'''

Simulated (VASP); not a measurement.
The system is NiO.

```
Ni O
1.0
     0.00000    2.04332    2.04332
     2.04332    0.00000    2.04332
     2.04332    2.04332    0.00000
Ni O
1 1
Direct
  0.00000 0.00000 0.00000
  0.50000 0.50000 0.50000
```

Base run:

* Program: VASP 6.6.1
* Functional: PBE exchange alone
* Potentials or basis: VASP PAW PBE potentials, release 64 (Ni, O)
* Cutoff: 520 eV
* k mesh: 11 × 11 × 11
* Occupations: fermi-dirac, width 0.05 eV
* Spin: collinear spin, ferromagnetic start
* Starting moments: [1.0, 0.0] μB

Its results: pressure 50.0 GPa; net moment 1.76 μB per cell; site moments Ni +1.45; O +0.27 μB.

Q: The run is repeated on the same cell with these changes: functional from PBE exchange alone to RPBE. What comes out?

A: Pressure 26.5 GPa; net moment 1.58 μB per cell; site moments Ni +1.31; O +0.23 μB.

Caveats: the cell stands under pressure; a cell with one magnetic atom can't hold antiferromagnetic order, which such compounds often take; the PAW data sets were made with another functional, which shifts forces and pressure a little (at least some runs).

'''

Return the material in its entirety, word for word.

EXPECTED ANSWER
Simulated (VASP); not a measurement.
The system is NiO.

```
Ni O
1.0
     0.00000    2.04332    2.04332
     2.04332    0.00000    2.04332
     2.04332    2.04332    0.00000
Ni O
1 1
Direct
  0.00000 0.00000 0.00000
  0.50000 0.50000 0.50000
```

Base run:

* Program: VASP 6.6.1
* Functional: PBE exchange alone
* Potentials or basis: VASP PAW PBE potentials, release 64 (Ni, O)
* Cutoff: 520 eV
* k mesh: 11 × 11 × 11
* Occupations: fermi-dirac, width 0.05 eV
* Spin: collinear spin, ferromagnetic start
* Starting moments: [1.0, 0.0] μB

Its results: pressure 50.0 GPa; net moment 1.76 μB per cell; site moments Ni +1.45; O +0.27 μB.

Q: The run is repeated on the same cell with these changes: functional from PBE exchange alone to RPBE. What comes out?

A: Pressure 26.5 GPa; net moment 1.58 μB per cell; site moments Ni +1.31; O +0.23 μB.

Caveats: the cell stands under pressure; a cell with one magnetic atom can't hold antiferromagnetic order, which such compounds often take; the PAW data sets were made with another functional, which shifts forces and pressure a little (at least some runs).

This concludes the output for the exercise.